══ Extracted information ══

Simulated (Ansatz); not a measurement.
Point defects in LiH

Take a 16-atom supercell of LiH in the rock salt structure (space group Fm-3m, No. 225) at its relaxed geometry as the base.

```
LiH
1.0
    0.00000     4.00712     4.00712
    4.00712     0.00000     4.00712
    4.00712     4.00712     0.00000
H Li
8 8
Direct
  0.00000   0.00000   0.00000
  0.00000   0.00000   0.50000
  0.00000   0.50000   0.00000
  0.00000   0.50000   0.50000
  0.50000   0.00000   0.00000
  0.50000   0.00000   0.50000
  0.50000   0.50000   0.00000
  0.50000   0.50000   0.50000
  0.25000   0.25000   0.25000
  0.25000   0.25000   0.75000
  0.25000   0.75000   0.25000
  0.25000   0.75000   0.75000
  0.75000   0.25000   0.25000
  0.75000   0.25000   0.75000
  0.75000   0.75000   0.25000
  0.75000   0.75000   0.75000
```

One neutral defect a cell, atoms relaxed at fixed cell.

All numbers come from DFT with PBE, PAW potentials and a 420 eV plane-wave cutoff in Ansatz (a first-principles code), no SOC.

═══

◆ Task item ◆
From the data above, give every line again exactly as it appears.

◆ Exercise answer ◆
Simulated (Ansatz); not a measurement.
Point defects in LiH

Take a 16-atom supercell of LiH in the rock salt structure (space group Fm-3m, No. 225) at its relaxed geometry as the base.

```
LiH
1.0
    0.00000     4.00712     4.00712
    4.00712     0.00000     4.00712
    4.00712     4.00712     0.00000
H Li
8 8
Direct
  0.00000   0.00000   0.00000
  0.00000   0.00000   0.50000
  0.00000   0.50000   0.00000
  0.00000   0.50000   0.50000
  0.50000   0.00000   0.00000
  0.50000   0.00000   0.50000
  0.50000   0.50000   0.00000
  0.50000   0.50000   0.50000
  0.25000   0.25000   0.25000
  0.25000   0.25000   0.75000
  0.25000   0.75000   0.25000
  0.25000   0.75000   0.75000
  0.75000   0.25000   0.25000
  0.75000   0.25000   0.75000
  0.75000   0.75000   0.25000
  0.75000   0.75000   0.75000
```

One neutral defect a cell, atoms relaxed at fixed cell.

All numbers come from DFT with PBE, PAW potentials and a 420 eV plane-wave cutoff in Ansatz (a first-principles code), no SOC.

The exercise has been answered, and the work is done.